§ Raw data:
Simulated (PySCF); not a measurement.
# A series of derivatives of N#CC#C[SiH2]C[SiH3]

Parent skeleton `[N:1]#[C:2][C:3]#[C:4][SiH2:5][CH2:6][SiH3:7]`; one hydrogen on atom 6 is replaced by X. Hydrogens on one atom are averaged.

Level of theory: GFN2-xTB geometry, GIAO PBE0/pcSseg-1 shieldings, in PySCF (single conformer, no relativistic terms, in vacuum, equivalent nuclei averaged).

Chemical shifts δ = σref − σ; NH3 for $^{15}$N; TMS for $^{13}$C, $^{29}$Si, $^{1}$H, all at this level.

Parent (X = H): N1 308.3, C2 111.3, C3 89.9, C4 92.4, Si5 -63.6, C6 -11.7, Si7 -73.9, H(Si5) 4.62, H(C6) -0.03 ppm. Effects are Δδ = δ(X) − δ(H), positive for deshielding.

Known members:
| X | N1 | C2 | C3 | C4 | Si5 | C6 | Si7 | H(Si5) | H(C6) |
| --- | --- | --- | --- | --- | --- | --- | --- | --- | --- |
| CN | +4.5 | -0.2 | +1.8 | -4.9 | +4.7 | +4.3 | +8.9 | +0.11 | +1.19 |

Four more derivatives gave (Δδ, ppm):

§ Brief:
When you reach the line in the material above that holds "atom are averaged.", begin reproducing lines exactly, and stop after the line that holds "H(Si5) | H(C6) |".

§ Answer box:
Parent skeleton `[N:1]#[C:2][C:3]#[C:4][SiH2:5][CH2:6][SiH3:7]`; one hydrogen on atom 6 is replaced by X. Hydrogens on one atom are averaged.

Level of theory: GFN2-xTB geometry, GIAO PBE0/pcSseg-1 shieldings, in PySCF (single conformer, no relativistic terms, in vacuum, equivalent nuclei averaged).

Chemical shifts δ = σref − σ; NH3 for $^{15}$N; TMS for $^{13}$C, $^{29}$Si, $^{1}$H, all at this level.

Parent (X = H): N1 308.3, C2 111.3, C3 89.9, C4 92.4, Si5 -63.6, C6 -11.7, Si7 -73.9, H(Si5) 4.62, H(C6) -0.03 ppm. Effects are Δδ = δ(X) − δ(H), positive for deshielding.

Known members:
| X | N1 | C2 | C3 | C4 | Si5 | C6 | Si7 | H(Si5) | H(C6) |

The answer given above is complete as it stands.